------------------------------
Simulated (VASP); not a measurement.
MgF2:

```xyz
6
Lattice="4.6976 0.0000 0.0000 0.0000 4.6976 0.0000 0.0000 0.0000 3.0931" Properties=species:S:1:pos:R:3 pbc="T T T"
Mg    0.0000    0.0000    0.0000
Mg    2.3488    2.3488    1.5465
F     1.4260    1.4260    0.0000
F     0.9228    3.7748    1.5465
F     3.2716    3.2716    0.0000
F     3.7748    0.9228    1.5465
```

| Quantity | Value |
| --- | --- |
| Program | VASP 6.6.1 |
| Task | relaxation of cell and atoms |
------------------------------

§ ASSIGNMENT: Output all entries again exactly; no line may be altered.

§ SOLUTION:
Simulated (VASP); not a measurement.
MgF2:

```xyz
6
Lattice="4.6976 0.0000 0.0000 0.0000 4.6976 0.0000 0.0000 0.0000 3.0931" Properties=species:S:1:pos:R:3 pbc="T T T"
Mg    0.0000    0.0000    0.0000
Mg    2.3488    2.3488    1.5465
F     1.4260    1.4260    0.0000
F     0.9228    3.7748    1.5465
F     3.2716    3.2716    0.0000
F     3.7748    0.9228    1.5465
```

| Quantity | Value |
| --- | --- |
| Program | VASP 6.6.1 |
| Task | relaxation of cell and atoms |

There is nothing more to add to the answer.